# MATERIAL SHOWN
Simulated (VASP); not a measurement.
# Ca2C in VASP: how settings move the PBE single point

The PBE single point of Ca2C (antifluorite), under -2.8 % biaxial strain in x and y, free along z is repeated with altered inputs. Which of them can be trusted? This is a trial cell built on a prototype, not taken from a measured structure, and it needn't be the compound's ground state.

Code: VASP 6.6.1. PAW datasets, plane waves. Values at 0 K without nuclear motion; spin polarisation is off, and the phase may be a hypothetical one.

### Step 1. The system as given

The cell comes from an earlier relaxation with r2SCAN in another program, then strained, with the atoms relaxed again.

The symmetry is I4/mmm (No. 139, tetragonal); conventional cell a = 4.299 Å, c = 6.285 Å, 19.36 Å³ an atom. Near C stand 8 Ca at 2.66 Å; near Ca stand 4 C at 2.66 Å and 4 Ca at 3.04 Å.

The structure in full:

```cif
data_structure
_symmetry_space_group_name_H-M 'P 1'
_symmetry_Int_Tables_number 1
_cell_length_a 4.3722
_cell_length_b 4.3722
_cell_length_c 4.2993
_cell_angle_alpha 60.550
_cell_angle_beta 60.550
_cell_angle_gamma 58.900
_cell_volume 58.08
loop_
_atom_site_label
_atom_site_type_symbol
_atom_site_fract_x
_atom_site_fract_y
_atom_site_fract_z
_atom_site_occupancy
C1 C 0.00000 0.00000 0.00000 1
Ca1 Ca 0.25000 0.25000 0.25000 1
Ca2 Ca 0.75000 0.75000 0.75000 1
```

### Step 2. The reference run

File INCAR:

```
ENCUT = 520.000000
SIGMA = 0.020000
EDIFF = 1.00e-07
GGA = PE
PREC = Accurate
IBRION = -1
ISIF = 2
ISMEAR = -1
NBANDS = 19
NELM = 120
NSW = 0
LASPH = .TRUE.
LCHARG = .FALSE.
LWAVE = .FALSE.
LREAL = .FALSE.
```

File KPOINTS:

# ACTIVITY
Using the data above, repeat exactly the lines that begin at the line with "The PBE single point of" and end at the line with "### Step 1. The system as given", both ends included.

# TASK RESPONSE
The PBE single point of Ca2C (antifluorite), under -2.8 % biaxial strain in x and y, free along z is repeated with altered inputs. Which of them can be trusted? This is a trial cell built on a prototype, not taken from a measured structure, and it needn't be the compound's ground state.

Code: VASP 6.6.1. PAW datasets, plane waves. Values at 0 K without nuclear motion; spin polarisation is off, and the phase may be a hypothetical one.

### Step 1. The system as given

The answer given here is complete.